Dataset extract:
= Beginning of Section =
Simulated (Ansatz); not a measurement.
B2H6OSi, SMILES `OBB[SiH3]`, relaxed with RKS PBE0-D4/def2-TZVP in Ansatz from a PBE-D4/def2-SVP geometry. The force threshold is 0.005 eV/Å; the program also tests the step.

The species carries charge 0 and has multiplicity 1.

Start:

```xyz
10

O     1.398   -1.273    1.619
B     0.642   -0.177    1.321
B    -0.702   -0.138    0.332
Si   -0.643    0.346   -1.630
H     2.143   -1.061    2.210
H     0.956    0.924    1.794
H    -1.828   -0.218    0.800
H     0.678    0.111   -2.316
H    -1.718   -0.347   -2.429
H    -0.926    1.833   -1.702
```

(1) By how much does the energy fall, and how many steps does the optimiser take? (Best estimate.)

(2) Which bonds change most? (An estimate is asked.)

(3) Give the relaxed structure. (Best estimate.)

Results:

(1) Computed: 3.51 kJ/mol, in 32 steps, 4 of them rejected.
= End of Section =

Exercise: Set down the whole listing again, exactly as shown above.

Your solution:
Simulated (Ansatz); not a measurement.
B2H6OSi, SMILES `OBB[SiH3]`, relaxed with RKS PBE0-D4/def2-TZVP in Ansatz from a PBE-D4/def2-SVP geometry. The force threshold is 0.005 eV/Å; the program also tests the step.

The species carries charge 0 and has multiplicity 1.

Start:

```xyz
10

O     1.398   -1.273    1.619
B     0.642   -0.177    1.321
B    -0.702   -0.138    0.332
Si   -0.643    0.346   -1.630
H     2.143   -1.061    2.210
H     0.956    0.924    1.794
H    -1.828   -0.218    0.800
H     0.678    0.111   -2.316
H    -1.718   -0.347   -2.429
H    -0.926    1.833   -1.702
```

(1) By how much does the energy fall, and how many steps does the optimiser take? (Best estimate.)

(2) Which bonds change most? (An estimate is asked.)

(3) Give the relaxed structure. (Best estimate.)

Results:

(1) Computed: 3.51 kJ/mol, in 32 steps, 4 of them rejected.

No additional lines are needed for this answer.